### Activity
Look through the entries below and extract exactly the lines from the one containing "Task: Which isomer lies lower at this level?" through the one containing "dipole 5.55 D", ends included.

### Given entries
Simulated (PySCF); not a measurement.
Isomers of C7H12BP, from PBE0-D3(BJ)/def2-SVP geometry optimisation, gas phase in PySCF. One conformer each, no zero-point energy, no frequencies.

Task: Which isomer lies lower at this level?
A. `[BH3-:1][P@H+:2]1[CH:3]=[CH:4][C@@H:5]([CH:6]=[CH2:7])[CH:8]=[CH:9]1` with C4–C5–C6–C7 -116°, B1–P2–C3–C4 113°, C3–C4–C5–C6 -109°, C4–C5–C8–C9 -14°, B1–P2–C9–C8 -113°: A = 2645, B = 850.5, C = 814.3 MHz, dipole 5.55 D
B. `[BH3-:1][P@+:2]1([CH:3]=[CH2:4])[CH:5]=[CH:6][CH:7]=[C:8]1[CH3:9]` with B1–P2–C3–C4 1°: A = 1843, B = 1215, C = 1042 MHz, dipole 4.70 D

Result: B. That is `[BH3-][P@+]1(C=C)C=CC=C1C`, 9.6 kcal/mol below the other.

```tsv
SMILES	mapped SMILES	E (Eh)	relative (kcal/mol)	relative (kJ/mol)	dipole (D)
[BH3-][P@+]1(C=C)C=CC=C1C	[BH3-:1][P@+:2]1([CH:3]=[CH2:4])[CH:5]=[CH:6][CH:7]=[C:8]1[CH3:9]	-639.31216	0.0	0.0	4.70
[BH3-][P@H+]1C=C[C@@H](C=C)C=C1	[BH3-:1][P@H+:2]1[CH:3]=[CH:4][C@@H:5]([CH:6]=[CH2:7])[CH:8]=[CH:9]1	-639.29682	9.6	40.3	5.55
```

### Reply
Task: Which isomer lies lower at this level?
A. `[BH3-:1][P@H+:2]1[CH:3]=[CH:4][C@@H:5]([CH:6]=[CH2:7])[CH:8]=[CH:9]1` with C4–C5–C6–C7 -116°, B1–P2–C3–C4 113°, C3–C4–C5–C6 -109°, C4–C5–C8–C9 -14°, B1–P2–C9–C8 -113°: A = 2645, B = 850.5, C = 814.3 MHz, dipole 5.55 D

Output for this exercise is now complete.